=== ACTION ITEM ===
What you return should be every record, retyped without a single change.

=== ENTRIES SHOWN ===
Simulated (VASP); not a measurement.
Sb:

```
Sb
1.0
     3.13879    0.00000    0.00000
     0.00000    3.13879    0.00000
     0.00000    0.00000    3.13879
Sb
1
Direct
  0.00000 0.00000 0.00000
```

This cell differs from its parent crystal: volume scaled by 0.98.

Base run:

=== WRITTEN SOLUTION ===
Simulated (VASP); not a measurement.
Sb:

```
Sb
1.0
     3.13879    0.00000    0.00000
     0.00000    3.13879    0.00000
     0.00000    0.00000    3.13879
Sb
1
Direct
  0.00000 0.00000 0.00000
```

This cell differs from its parent crystal: volume scaled by 0.98.

Base run:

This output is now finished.